WORK TASK
Copy exactly, please, each line of the data below until the line that contains "Question: What are the principal" has been copied, beginning at the top.

[Start of section]

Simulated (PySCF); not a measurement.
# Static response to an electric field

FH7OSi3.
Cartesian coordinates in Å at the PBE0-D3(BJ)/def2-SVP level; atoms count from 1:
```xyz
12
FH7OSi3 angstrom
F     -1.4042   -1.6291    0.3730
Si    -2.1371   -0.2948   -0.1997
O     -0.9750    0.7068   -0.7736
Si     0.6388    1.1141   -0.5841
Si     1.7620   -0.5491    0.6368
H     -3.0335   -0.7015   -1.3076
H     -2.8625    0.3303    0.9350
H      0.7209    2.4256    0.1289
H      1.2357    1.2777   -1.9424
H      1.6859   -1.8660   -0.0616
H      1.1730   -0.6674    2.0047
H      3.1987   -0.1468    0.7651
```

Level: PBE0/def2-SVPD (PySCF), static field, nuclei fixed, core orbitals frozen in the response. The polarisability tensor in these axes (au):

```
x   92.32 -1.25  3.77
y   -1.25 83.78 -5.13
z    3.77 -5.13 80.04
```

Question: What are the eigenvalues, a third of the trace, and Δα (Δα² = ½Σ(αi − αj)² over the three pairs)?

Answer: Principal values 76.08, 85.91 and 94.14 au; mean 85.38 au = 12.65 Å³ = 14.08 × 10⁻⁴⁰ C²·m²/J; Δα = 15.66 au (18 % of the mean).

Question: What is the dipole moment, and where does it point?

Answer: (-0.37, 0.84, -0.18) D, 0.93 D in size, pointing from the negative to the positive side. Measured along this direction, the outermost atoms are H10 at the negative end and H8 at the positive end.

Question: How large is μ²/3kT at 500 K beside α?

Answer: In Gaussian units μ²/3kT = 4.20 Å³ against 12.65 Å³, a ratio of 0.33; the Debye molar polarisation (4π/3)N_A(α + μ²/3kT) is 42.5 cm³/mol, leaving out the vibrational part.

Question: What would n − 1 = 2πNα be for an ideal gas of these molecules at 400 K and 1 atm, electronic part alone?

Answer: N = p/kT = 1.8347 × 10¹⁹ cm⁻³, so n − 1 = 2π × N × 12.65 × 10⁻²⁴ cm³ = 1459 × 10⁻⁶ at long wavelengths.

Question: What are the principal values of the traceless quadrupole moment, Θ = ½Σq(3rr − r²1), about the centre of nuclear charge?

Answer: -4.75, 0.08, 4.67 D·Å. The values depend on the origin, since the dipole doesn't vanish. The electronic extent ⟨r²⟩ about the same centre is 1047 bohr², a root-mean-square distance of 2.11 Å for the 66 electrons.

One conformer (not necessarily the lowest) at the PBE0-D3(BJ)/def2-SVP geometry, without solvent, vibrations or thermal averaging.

[End of section]

RESPONSE BOX
Simulated (PySCF); not a measurement.
# Static response to an electric field

FH7OSi3.
Cartesian coordinates in Å at the PBE0-D3(BJ)/def2-SVP level; atoms count from 1:
```xyz
12
FH7OSi3 angstrom
F     -1.4042   -1.6291    0.3730
Si    -2.1371   -0.2948   -0.1997
O     -0.9750    0.7068   -0.7736
Si     0.6388    1.1141   -0.5841
Si     1.7620   -0.5491    0.6368
H     -3.0335   -0.7015   -1.3076
H     -2.8625    0.3303    0.9350
H      0.7209    2.4256    0.1289
H      1.2357    1.2777   -1.9424
H      1.6859   -1.8660   -0.0616
H      1.1730   -0.6674    2.0047
H      3.1987   -0.1468    0.7651
```

Level: PBE0/def2-SVPD (PySCF), static field, nuclei fixed, core orbitals frozen in the response. The polarisability tensor in these axes (au):

```
x   92.32 -1.25  3.77
y   -1.25 83.78 -5.13
z    3.77 -5.13 80.04
```

Question: What are the eigenvalues, a third of the trace, and Δα (Δα² = ½Σ(αi − αj)² over the three pairs)?

Answer: Principal values 76.08, 85.91 and 94.14 au; mean 85.38 au = 12.65 Å³ = 14.08 × 10⁻⁴⁰ C²·m²/J; Δα = 15.66 au (18 % of the mean).

Question: What is the dipole moment, and where does it point?

Answer: (-0.37, 0.84, -0.18) D, 0.93 D in size, pointing from the negative to the positive side. Measured along this direction, the outermost atoms are H10 at the negative end and H8 at the positive end.

Question: How large is μ²/3kT at 500 K beside α?

Answer: In Gaussian units μ²/3kT = 4.20 Å³ against 12.65 Å³, a ratio of 0.33; the Debye molar polarisation (4π/3)N_A(α + μ²/3kT) is 42.5 cm³/mol, leaving out the vibrational part.

Question: What would n − 1 = 2πNα be for an ideal gas of these molecules at 400 K and 1 atm, electronic part alone?

Answer: N = p/kT = 1.8347 × 10¹⁹ cm⁻³, so n − 1 = 2π × N × 12.65 × 10⁻²⁴ cm³ = 1459 × 10⁻⁶ at long wavelengths.

Question: What are the principal values of the traceless quadrupole moment, Θ = ½Σq(3rr − r²1), about the centre of nuclear charge?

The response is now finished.